***** Extracted records

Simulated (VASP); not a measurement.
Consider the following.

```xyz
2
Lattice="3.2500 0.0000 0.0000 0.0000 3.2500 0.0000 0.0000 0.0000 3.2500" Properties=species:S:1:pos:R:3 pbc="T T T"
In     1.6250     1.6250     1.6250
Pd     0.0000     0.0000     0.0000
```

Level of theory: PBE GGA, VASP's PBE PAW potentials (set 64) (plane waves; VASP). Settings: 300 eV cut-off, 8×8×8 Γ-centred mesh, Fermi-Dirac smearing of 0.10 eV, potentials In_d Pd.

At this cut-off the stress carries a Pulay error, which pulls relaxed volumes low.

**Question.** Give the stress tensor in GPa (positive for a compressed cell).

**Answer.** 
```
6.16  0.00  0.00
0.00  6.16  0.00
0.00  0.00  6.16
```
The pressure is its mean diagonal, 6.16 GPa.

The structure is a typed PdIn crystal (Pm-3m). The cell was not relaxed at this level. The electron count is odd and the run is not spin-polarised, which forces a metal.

**********

Work request:
Please print the listing exactly, keeping each line as it is.

Task output:
Simulated (VASP); not a measurement.
Consider the following.

```xyz
2
Lattice="3.2500 0.0000 0.0000 0.0000 3.2500 0.0000 0.0000 0.0000 3.2500" Properties=species:S:1:pos:R:3 pbc="T T T"
In     1.6250     1.6250     1.6250
Pd     0.0000     0.0000     0.0000
```

Level of theory: PBE GGA, VASP's PBE PAW potentials (set 64) (plane waves; VASP). Settings: 300 eV cut-off, 8×8×8 Γ-centred mesh, Fermi-Dirac smearing of 0.10 eV, potentials In_d Pd.

At this cut-off the stress carries a Pulay error, which pulls relaxed volumes low.

**Question.** Give the stress tensor in GPa (positive for a compressed cell).

**Answer.** 
```
6.16  0.00  0.00
0.00  6.16  0.00
0.00  0.00  6.16
```
The pressure is its mean diagonal, 6.16 GPa.

The structure is a typed PdIn crystal (Pm-3m). The cell was not relaxed at this level. The electron count is odd and the run is not spin-polarised, which forces a metal.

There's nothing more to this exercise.